● **Assignment**: Repeat the lines from the line with "Question: Is this structure a minimum?" to the line with "Answer: 53i: H13" in the listing below, keeping both end lines and adding nothing.

★ ★ ★

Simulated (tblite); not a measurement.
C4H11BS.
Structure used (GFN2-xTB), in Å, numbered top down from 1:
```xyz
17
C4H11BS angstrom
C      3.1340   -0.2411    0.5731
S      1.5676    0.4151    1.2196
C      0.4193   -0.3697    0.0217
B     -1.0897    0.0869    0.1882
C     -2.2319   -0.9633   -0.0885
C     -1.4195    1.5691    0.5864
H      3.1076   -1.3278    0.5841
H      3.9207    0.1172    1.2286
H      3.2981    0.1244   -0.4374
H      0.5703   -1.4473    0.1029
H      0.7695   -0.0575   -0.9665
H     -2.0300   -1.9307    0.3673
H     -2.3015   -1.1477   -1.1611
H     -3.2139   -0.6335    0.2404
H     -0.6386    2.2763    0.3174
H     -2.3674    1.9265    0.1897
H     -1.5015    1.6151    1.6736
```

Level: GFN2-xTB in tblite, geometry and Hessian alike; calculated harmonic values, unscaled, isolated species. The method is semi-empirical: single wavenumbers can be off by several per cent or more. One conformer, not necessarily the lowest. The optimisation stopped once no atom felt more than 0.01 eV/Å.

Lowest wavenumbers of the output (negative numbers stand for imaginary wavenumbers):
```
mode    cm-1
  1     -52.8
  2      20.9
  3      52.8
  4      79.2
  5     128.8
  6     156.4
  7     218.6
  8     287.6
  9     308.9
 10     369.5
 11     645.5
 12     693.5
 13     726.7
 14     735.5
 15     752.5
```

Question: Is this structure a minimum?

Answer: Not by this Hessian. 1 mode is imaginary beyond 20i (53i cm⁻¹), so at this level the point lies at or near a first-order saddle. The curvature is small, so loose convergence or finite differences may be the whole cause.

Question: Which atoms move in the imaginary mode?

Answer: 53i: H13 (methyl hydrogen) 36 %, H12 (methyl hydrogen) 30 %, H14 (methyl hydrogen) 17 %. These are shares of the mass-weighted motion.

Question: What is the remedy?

★ ★ ★

● **Exercise solution**:
Question: Is this structure a minimum?

Answer: Not by this Hessian. 1 mode is imaginary beyond 20i (53i cm⁻¹), so at this level the point lies at or near a first-order saddle. The curvature is small, so loose convergence or finite differences may be the whole cause.

Question: Which atoms move in the imaginary mode?

Answer: 53i: H13 (methyl hydrogen) 36 %, H12 (methyl hydrogen) 30 %, H14 (methyl hydrogen) 17 %. These are shares of the mass-weighted motion.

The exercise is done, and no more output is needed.